Activity:
Print nothing but the lines below starting at the line that holds "29.74 | 0.750 |" and ending at the line that holds "29.91 | 0.751 |", including both, each exactly as written.

-- Opening Marker --

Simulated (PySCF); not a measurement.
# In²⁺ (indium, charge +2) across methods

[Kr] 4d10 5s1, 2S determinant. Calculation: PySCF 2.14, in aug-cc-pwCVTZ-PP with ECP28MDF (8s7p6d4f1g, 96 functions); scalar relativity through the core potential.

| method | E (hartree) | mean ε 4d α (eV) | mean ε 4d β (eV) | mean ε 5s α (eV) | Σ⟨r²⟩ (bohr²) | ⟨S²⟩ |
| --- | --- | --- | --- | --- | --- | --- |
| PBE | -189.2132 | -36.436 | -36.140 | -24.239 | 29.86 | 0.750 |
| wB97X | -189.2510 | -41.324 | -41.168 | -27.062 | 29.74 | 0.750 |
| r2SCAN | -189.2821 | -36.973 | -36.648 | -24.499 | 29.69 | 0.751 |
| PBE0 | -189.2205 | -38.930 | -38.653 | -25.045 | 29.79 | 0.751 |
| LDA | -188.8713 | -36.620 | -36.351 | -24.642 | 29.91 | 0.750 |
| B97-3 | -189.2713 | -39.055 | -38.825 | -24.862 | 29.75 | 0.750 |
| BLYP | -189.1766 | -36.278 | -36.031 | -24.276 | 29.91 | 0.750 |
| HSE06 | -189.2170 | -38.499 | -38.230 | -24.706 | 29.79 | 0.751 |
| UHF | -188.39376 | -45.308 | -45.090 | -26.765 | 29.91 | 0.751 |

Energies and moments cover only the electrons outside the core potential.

-- Closing Marker --

Written response:
| wB97X | -189.2510 | -41.324 | -41.168 | -27.062 | 29.74 | 0.750 |
| r2SCAN | -189.2821 | -36.973 | -36.648 | -24.499 | 29.69 | 0.751 |
| PBE0 | -189.2205 | -38.930 | -38.653 | -25.045 | 29.79 | 0.751 |
| LDA | -188.8713 | -36.620 | -36.351 | -24.642 | 29.91 | 0.750 |
| B97-3 | -189.2713 | -39.055 | -38.825 | -24.862 | 29.75 | 0.750 |
| BLYP | -189.1766 | -36.278 | -36.031 | -24.276 | 29.91 | 0.750 |
| HSE06 | -189.2170 | -38.499 | -38.230 | -24.706 | 29.79 | 0.751 |
| UHF | -188.39376 | -45.308 | -45.090 | -26.765 | 29.91 | 0.751 |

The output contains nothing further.